ENTRIES PROVIDED ->
########

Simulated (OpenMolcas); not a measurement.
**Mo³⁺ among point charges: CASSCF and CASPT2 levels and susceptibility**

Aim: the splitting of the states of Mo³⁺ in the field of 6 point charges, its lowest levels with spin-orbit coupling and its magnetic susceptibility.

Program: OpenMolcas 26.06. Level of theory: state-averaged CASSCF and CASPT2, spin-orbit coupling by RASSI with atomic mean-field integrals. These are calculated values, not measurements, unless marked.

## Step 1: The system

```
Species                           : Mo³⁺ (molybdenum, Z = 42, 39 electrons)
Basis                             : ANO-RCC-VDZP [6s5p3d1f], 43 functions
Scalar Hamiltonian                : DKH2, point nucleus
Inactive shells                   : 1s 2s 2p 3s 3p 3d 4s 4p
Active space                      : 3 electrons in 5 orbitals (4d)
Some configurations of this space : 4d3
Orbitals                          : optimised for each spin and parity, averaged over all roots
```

########

Would you transcribe the whole listing, keeping every character the same?

Simulated (OpenMolcas); not a measurement.
**Mo³⁺ among point charges: CASSCF and CASPT2 levels and susceptibility**

Aim: the splitting of the states of Mo³⁺ in the field of 6 point charges, its lowest levels with spin-orbit coupling and its magnetic susceptibility.

Program: OpenMolcas 26.06. Level of theory: state-averaged CASSCF and CASPT2, spin-orbit coupling by RASSI with atomic mean-field integrals. These are calculated values, not measurements, unless marked.

## Step 1: The system

```
Species                           : Mo³⁺ (molybdenum, Z = 42, 39 electrons)
Basis                             : ANO-RCC-VDZP [6s5p3d1f], 43 functions
Scalar Hamiltonian                : DKH2, point nucleus
Inactive shells                   : 1s 2s 2p 3s 3p 3d 4s 4p
Active space                      : 3 electrons in 5 orbitals (4d)
Some configurations of this space : 4d3
Orbitals                          : optimised for each spin and parity, averaged over all roots
```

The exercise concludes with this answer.